::::

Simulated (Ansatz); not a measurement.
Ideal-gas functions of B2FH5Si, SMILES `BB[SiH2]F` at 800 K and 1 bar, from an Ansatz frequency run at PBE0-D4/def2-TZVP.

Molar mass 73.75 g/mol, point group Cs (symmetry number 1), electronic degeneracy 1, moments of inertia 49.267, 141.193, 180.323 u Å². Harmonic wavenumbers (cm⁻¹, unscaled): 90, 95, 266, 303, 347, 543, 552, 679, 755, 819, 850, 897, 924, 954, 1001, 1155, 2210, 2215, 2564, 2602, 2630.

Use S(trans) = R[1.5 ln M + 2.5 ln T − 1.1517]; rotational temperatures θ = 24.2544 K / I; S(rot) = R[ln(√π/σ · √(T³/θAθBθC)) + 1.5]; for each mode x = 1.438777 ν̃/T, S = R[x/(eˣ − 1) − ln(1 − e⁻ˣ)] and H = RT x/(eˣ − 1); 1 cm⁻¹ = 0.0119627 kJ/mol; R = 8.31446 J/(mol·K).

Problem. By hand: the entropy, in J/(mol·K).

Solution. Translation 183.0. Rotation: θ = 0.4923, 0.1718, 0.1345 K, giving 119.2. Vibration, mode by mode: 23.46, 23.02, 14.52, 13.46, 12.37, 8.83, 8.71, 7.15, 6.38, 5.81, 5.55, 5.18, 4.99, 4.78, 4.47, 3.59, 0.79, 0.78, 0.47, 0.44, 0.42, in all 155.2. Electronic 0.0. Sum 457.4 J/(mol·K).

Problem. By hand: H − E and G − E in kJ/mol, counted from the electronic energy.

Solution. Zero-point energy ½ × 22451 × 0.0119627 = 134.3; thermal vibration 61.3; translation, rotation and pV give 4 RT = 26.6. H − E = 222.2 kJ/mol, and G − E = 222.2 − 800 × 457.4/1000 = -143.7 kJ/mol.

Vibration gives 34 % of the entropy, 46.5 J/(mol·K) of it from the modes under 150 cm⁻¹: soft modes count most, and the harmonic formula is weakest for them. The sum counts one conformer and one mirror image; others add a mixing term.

::::

Assignment
Extract exactly the leading lines of the data, stopping at and including the line with "Molar mass 73.75".

Exercise output
Simulated (Ansatz); not a measurement.
Ideal-gas functions of B2FH5Si, SMILES `BB[SiH2]F` at 800 K and 1 bar, from an Ansatz frequency run at PBE0-D4/def2-TZVP.

Molar mass 73.75 g/mol, point group Cs (symmetry number 1), electronic degeneracy 1, moments of inertia 49.267, 141.193, 180.323 u Å². Harmonic wavenumbers (cm⁻¹, unscaled): 90, 95, 266, 303, 347, 543, 552, 679, 755, 819, 850, 897, 924, 954, 1001, 1155, 2210, 2215, 2564, 2602, 2630.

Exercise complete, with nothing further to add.